• **Work task**:
Return the complete listing without omission.

• **Source information**:
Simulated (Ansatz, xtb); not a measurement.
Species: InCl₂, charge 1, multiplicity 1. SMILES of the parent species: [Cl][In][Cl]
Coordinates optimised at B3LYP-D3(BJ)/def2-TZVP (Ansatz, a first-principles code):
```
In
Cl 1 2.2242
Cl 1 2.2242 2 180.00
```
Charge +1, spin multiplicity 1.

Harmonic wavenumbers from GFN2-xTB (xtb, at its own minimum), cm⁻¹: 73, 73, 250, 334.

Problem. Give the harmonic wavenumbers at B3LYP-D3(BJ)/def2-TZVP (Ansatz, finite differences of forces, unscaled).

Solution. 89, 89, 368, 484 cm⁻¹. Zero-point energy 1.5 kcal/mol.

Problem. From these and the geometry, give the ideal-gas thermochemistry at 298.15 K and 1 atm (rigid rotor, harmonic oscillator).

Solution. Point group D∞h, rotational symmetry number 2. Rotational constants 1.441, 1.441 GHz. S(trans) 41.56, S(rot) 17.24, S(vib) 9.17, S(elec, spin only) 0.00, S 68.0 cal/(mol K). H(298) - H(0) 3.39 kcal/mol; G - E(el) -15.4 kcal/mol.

• **Answer area**:
Simulated (Ansatz, xtb); not a measurement.
Species: InCl₂, charge 1, multiplicity 1. SMILES of the parent species: [Cl][In][Cl]
Coordinates optimised at B3LYP-D3(BJ)/def2-TZVP (Ansatz, a first-principles code):
```
In
Cl 1 2.2242
Cl 1 2.2242 2 180.00
```
Charge +1, spin multiplicity 1.

Harmonic wavenumbers from GFN2-xTB (xtb, at its own minimum), cm⁻¹: 73, 73, 250, 334.

Problem. Give the harmonic wavenumbers at B3LYP-D3(BJ)/def2-TZVP (Ansatz, finite differences of forces, unscaled).

Solution. 89, 89, 368, 484 cm⁻¹. Zero-point energy 1.5 kcal/mol.

Problem. From these and the geometry, give the ideal-gas thermochemistry at 298.15 K and 1 atm (rigid rotor, harmonic oscillator).

Solution. Point group D∞h, rotational symmetry number 2. Rotational constants 1.441, 1.441 GHz. S(trans) 41.56, S(rot) 17.24, S(vib) 9.17, S(elec, spin only) 0.00, S 68.0 cal/(mol K). H(298) - H(0) 3.39 kcal/mol; G - E(el) -15.4 kcal/mol.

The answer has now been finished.